# DATA UNDER STUDY:
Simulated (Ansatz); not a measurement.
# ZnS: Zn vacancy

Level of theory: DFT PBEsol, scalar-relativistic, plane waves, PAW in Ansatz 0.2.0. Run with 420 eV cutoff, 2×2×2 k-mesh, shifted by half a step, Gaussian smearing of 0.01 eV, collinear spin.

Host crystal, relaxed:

# WORK ITEM:
Each line of the data should be given back exactly.

# WRITTEN SOLUTION:
Simulated (Ansatz); not a measurement.
# ZnS: Zn vacancy

Level of theory: DFT PBEsol, scalar-relativistic, plane waves, PAW in Ansatz 0.2.0. Run with 420 eV cutoff, 2×2×2 k-mesh, shifted by half a step, Gaussian smearing of 0.01 eV, collinear spin.

Host crystal, relaxed:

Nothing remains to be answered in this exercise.